◆ **REQUIRED ACTION**:
Quote, with no changes, the lines that run from the top of the material to the line with "spin polarisation |", both included.

● ● ● ●

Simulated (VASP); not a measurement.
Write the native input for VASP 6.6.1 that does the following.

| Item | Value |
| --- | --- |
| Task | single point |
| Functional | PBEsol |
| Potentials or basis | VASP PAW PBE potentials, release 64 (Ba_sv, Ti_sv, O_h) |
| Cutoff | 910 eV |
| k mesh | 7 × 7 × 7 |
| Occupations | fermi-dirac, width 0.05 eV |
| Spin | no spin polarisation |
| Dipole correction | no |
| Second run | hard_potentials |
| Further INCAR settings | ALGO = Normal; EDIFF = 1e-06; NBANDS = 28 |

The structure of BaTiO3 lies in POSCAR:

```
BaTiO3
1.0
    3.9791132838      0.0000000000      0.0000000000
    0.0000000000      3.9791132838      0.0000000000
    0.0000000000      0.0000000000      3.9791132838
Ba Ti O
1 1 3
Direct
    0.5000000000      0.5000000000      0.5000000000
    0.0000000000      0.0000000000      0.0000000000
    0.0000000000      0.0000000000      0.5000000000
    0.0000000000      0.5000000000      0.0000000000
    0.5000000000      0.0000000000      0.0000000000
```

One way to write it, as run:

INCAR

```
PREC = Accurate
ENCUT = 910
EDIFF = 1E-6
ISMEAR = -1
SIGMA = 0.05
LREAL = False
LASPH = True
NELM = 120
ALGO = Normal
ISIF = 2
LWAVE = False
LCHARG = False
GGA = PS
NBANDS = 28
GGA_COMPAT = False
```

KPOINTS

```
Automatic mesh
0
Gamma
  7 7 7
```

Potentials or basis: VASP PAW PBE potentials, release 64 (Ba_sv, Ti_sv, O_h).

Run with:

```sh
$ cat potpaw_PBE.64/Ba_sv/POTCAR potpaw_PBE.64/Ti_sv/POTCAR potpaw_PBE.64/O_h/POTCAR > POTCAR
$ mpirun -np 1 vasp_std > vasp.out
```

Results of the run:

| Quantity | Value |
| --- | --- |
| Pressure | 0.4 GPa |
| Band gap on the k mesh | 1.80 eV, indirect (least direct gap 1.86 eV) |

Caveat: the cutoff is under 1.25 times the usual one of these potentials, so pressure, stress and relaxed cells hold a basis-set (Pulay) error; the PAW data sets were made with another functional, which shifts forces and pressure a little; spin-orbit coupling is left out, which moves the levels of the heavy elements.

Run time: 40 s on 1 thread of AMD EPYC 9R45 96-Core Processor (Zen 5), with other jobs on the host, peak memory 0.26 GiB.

● ● ● ●

◆ **PROBLEM SOLUTION**:
Simulated (VASP); not a measurement.
Write the native input for VASP 6.6.1 that does the following.

| Item | Value |
| --- | --- |
| Task | single point |
| Functional | PBEsol |
| Potentials or basis | VASP PAW PBE potentials, release 64 (Ba_sv, Ti_sv, O_h) |
| Cutoff | 910 eV |
| k mesh | 7 × 7 × 7 |
| Occupations | fermi-dirac, width 0.05 eV |
| Spin | no spin polarisation |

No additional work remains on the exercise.